(Data shown begins)

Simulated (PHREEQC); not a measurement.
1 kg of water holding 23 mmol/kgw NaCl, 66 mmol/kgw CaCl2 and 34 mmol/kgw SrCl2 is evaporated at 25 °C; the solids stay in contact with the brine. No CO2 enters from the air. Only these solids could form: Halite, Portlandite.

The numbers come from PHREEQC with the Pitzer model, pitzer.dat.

(Data shown ends)

Required action
Repeat every record exactly as written, please.

Problem solution
Simulated (PHREEQC); not a measurement.
1 kg of water holding 23 mmol/kgw NaCl, 66 mmol/kgw CaCl2 and 34 mmol/kgw SrCl2 is evaporated at 25 °C; the solids stay in contact with the brine. No CO2 enters from the air. Only these solids could form: Halite, Portlandite.

The numbers come from PHREEQC with the Pitzer model, pitzer.dat.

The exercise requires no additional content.